## RECORDS SUPPLIED
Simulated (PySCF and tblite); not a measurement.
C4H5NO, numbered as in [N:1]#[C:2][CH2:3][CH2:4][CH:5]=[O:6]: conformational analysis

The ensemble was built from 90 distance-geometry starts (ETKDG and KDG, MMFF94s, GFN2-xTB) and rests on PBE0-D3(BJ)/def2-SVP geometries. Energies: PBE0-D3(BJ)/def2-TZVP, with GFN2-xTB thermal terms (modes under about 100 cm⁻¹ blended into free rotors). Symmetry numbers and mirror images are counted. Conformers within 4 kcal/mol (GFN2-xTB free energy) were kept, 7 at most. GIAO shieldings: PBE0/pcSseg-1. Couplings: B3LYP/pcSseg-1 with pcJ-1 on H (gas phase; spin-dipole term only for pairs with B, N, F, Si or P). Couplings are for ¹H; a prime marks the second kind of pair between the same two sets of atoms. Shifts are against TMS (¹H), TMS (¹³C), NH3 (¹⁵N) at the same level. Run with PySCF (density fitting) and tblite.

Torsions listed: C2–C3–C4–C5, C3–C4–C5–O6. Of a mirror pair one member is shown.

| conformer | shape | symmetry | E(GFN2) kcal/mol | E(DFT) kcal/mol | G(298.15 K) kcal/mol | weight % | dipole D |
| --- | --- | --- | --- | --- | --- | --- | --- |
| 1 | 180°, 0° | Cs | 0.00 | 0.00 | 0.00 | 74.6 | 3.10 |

## REQUIREMENT
All entries are to be printed once more, exactly as given.

## WORKED SOLUTION
Simulated (PySCF and tblite); not a measurement.
C4H5NO, numbered as in [N:1]#[C:2][CH2:3][CH2:4][CH:5]=[O:6]: conformational analysis

The ensemble was built from 90 distance-geometry starts (ETKDG and KDG, MMFF94s, GFN2-xTB) and rests on PBE0-D3(BJ)/def2-SVP geometries. Energies: PBE0-D3(BJ)/def2-TZVP, with GFN2-xTB thermal terms (modes under about 100 cm⁻¹ blended into free rotors). Symmetry numbers and mirror images are counted. Conformers within 4 kcal/mol (GFN2-xTB free energy) were kept, 7 at most. GIAO shieldings: PBE0/pcSseg-1. Couplings: B3LYP/pcSseg-1 with pcJ-1 on H (gas phase; spin-dipole term only for pairs with B, N, F, Si or P). Couplings are for ¹H; a prime marks the second kind of pair between the same two sets of atoms. Shifts are against TMS (¹H), TMS (¹³C), NH3 (¹⁵N) at the same level. Run with PySCF (density fitting) and tblite.

Torsions listed: C2–C3–C4–C5, C3–C4–C5–O6. Of a mirror pair one member is shown.

| conformer | shape | symmetry | E(GFN2) kcal/mol | E(DFT) kcal/mol | G(298.15 K) kcal/mol | weight % | dipole D |
| --- | --- | --- | --- | --- | --- | --- | --- |
| 1 | 180°, 0° | Cs | 0.00 | 0.00 | 0.00 | 74.6 | 3.10 |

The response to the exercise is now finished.